# Work instruction:
Every line below from the one containing "The system is Ca." through the one containing "Q: How do energy, volume" must be transcribed exactly. Omit all lines outside that stretch.

+-------+

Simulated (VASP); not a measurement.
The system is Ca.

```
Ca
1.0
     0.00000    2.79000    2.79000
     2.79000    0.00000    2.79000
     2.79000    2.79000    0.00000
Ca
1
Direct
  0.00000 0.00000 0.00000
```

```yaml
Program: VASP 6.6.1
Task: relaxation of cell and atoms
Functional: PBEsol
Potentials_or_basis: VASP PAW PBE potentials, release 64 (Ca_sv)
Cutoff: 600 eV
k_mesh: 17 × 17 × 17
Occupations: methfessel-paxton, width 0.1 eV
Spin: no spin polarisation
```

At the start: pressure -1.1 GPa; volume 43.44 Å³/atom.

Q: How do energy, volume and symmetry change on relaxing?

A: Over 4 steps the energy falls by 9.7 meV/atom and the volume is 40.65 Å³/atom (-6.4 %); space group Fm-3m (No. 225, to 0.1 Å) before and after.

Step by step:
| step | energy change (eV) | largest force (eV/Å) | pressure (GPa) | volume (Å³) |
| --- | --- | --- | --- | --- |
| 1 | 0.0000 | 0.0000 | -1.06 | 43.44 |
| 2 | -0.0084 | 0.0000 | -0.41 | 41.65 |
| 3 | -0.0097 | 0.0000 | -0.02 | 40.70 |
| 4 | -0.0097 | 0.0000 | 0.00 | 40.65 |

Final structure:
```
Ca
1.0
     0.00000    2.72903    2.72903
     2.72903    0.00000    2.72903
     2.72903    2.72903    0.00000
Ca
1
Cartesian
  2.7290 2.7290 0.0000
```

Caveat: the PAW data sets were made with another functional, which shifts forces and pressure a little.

+-------+

# Task output:
The system is Ca.

```
Ca
1.0
     0.00000    2.79000    2.79000
     2.79000    0.00000    2.79000
     2.79000    2.79000    0.00000
Ca
1
Direct
  0.00000 0.00000 0.00000
```

```yaml
Program: VASP 6.6.1
Task: relaxation of cell and atoms
Functional: PBEsol
Potentials_or_basis: VASP PAW PBE potentials, release 64 (Ca_sv)
Cutoff: 600 eV
k_mesh: 17 × 17 × 17
Occupations: methfessel-paxton, width 0.1 eV
Spin: no spin polarisation
```

At the start: pressure -1.1 GPa; volume 43.44 Å³/atom.

Q: How do energy, volume and symmetry change on relaxing?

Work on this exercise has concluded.